★ ★ ★ ★ ★

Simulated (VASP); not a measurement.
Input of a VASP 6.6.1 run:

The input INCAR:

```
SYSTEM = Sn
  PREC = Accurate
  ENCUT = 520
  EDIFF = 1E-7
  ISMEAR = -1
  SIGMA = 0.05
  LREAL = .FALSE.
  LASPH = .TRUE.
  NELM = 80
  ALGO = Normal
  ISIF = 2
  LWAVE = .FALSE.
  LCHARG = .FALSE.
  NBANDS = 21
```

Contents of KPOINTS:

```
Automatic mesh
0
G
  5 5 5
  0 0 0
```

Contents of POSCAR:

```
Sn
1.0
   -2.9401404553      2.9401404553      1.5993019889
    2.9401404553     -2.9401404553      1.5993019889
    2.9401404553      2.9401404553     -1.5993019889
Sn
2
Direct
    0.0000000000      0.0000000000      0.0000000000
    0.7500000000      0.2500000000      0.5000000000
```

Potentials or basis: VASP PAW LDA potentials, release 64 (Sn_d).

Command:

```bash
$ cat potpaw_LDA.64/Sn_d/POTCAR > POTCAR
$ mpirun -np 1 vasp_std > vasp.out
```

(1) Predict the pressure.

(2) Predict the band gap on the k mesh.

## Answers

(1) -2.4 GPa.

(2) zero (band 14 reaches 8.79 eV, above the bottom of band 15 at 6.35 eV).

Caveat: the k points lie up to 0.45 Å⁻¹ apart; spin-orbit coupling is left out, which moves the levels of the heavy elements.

★ ★ ★ ★ ★

**WORK TASK:** Begin with the first line of the records and reproduce each line as is, ending with the line that holds "(2) zero (band".

**RESPONSE BOX:**
Simulated (VASP); not a measurement.
Input of a VASP 6.6.1 run:

The input INCAR:

```
SYSTEM = Sn
  PREC = Accurate
  ENCUT = 520
  EDIFF = 1E-7
  ISMEAR = -1
  SIGMA = 0.05
  LREAL = .FALSE.
  LASPH = .TRUE.
  NELM = 80
  ALGO = Normal
  ISIF = 2
  LWAVE = .FALSE.
  LCHARG = .FALSE.
  NBANDS = 21
```

Contents of KPOINTS:

```
Automatic mesh
0
G
  5 5 5
  0 0 0
```

Contents of POSCAR:

```
Sn
1.0
   -2.9401404553      2.9401404553      1.5993019889
    2.9401404553     -2.9401404553      1.5993019889
    2.9401404553      2.9401404553     -1.5993019889
Sn
2
Direct
    0.0000000000      0.0000000000      0.0000000000
    0.7500000000      0.2500000000      0.5000000000
```

Potentials or basis: VASP PAW LDA potentials, release 64 (Sn_d).

Command:

```bash
$ cat potpaw_LDA.64/Sn_d/POTCAR > POTCAR
$ mpirun -np 1 vasp_std > vasp.out
```

(1) Predict the pressure.

(2) Predict the band gap on the k mesh.

## Answers

(1) -2.4 GPa.

(2) zero (band 14 reaches 8.79 eV, above the bottom of band 15 at 6.35 eV).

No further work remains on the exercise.